Required action:
Among the lines below, copy exactly those from the one with "upper work function | 4.695 eV |" through the one with "Table of valence", counting both ends.

Source information START
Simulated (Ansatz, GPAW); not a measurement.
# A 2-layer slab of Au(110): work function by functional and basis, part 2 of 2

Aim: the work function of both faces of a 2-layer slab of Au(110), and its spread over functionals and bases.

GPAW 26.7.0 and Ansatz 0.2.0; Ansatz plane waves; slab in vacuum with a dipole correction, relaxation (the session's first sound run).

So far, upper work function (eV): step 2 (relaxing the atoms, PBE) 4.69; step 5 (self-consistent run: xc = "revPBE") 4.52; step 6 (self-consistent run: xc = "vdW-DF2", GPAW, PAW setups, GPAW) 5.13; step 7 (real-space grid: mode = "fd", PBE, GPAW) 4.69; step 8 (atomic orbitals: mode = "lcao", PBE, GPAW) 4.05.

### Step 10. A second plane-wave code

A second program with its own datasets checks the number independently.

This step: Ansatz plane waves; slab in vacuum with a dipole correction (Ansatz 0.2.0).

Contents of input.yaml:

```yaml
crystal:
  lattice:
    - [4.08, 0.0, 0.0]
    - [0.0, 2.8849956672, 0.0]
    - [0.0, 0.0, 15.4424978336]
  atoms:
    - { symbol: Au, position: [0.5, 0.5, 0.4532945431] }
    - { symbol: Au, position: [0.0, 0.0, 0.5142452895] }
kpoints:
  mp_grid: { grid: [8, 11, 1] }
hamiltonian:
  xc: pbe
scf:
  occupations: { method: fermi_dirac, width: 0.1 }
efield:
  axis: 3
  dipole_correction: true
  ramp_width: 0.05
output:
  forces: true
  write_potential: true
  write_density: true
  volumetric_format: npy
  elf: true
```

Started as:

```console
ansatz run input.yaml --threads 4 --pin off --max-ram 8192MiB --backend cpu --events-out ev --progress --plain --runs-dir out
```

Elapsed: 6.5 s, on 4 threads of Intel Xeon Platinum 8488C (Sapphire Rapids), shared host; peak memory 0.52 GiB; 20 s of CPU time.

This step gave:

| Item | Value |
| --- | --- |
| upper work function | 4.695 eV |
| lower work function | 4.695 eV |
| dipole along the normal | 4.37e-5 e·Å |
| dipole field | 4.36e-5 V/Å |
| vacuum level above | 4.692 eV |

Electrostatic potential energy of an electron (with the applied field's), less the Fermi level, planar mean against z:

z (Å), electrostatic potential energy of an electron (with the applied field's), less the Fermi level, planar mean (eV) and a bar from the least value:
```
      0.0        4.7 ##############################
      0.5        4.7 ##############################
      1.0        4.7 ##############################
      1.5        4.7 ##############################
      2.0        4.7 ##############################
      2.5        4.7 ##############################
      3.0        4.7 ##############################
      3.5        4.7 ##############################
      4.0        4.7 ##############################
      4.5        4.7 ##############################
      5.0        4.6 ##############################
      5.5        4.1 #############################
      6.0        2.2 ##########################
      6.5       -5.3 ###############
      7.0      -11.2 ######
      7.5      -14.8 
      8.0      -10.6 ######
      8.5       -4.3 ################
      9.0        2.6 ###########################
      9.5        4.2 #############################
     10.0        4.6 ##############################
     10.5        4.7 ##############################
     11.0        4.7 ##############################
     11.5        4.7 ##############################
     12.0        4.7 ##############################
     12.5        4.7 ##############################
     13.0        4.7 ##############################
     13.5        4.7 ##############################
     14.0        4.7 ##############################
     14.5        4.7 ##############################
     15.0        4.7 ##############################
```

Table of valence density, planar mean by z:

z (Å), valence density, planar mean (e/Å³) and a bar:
Source information END

Your solution:
| upper work function | 4.695 eV |
| lower work function | 4.695 eV |
| dipole along the normal | 4.37e-5 e·Å |
| dipole field | 4.36e-5 V/Å |
| vacuum level above | 4.692 eV |

Electrostatic potential energy of an electron (with the applied field's), less the Fermi level, planar mean against z:

z (Å), electrostatic potential energy of an electron (with the applied field's), less the Fermi level, planar mean (eV) and a bar from the least value:
```
      0.0        4.7 ##############################
      0.5        4.7 ##############################
      1.0        4.7 ##############################
      1.5        4.7 ##############################
      2.0        4.7 ##############################
      2.5        4.7 ##############################
      3.0        4.7 ##############################
      3.5        4.7 ##############################
      4.0        4.7 ##############################
      4.5        4.7 ##############################
      5.0        4.6 ##############################
      5.5        4.1 #############################
      6.0        2.2 ##########################
      6.5       -5.3 ###############
      7.0      -11.2 ######
      7.5      -14.8 
      8.0      -10.6 ######
      8.5       -4.3 ################
      9.0        2.6 ###########################
      9.5        4.2 #############################
     10.0        4.6 ##############################
     10.5        4.7 ##############################
     11.0        4.7 ##############################
     11.5        4.7 ##############################
     12.0        4.7 ##############################
     12.5        4.7 ##############################
     13.0        4.7 ##############################
     13.5        4.7 ##############################
     14.0        4.7 ##############################
     14.5        4.7 ##############################
     15.0        4.7 ##############################
```

Table of valence density, planar mean by z:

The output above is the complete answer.